▸ **ENTRIES PROVIDED**
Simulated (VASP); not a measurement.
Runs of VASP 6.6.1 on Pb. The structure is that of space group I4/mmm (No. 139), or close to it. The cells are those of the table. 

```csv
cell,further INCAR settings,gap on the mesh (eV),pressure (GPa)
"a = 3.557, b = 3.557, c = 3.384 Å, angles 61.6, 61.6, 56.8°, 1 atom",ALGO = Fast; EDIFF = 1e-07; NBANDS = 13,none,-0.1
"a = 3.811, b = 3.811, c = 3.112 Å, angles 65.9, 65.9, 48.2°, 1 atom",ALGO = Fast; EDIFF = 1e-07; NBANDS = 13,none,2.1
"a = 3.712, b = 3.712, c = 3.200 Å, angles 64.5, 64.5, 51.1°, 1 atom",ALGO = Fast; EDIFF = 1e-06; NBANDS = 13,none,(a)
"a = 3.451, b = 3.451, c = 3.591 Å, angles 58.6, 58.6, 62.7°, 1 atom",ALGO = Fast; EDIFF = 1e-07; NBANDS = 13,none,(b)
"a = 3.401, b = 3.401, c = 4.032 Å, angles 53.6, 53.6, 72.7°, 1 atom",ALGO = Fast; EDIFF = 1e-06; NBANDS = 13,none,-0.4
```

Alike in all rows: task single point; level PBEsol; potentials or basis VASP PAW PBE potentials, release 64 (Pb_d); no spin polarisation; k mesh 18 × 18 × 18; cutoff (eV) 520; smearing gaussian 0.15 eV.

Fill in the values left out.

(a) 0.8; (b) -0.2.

▸ **WORK ORDER**
Repeat the entries exactly, all of them.

▸ **YOUR RESPONSE**
Simulated (VASP); not a measurement.
Runs of VASP 6.6.1 on Pb. The structure is that of space group I4/mmm (No. 139), or close to it. The cells are those of the table. 

```csv
cell,further INCAR settings,gap on the mesh (eV),pressure (GPa)
"a = 3.557, b = 3.557, c = 3.384 Å, angles 61.6, 61.6, 56.8°, 1 atom",ALGO = Fast; EDIFF = 1e-07; NBANDS = 13,none,-0.1
"a = 3.811, b = 3.811, c = 3.112 Å, angles 65.9, 65.9, 48.2°, 1 atom",ALGO = Fast; EDIFF = 1e-07; NBANDS = 13,none,2.1
"a = 3.712, b = 3.712, c = 3.200 Å, angles 64.5, 64.5, 51.1°, 1 atom",ALGO = Fast; EDIFF = 1e-06; NBANDS = 13,none,(a)
"a = 3.451, b = 3.451, c = 3.591 Å, angles 58.6, 58.6, 62.7°, 1 atom",ALGO = Fast; EDIFF = 1e-07; NBANDS = 13,none,(b)
"a = 3.401, b = 3.401, c = 4.032 Å, angles 53.6, 53.6, 72.7°, 1 atom",ALGO = Fast; EDIFF = 1e-06; NBANDS = 13,none,-0.4
```

Alike in all rows: task single point; level PBEsol; potentials or basis VASP PAW PBE potentials, release 64 (Pb_d); no spin polarisation; k mesh 18 × 18 × 18; cutoff (eV) 520; smearing gaussian 0.15 eV.

Fill in the values left out.

(a) 0.8; (b) -0.2.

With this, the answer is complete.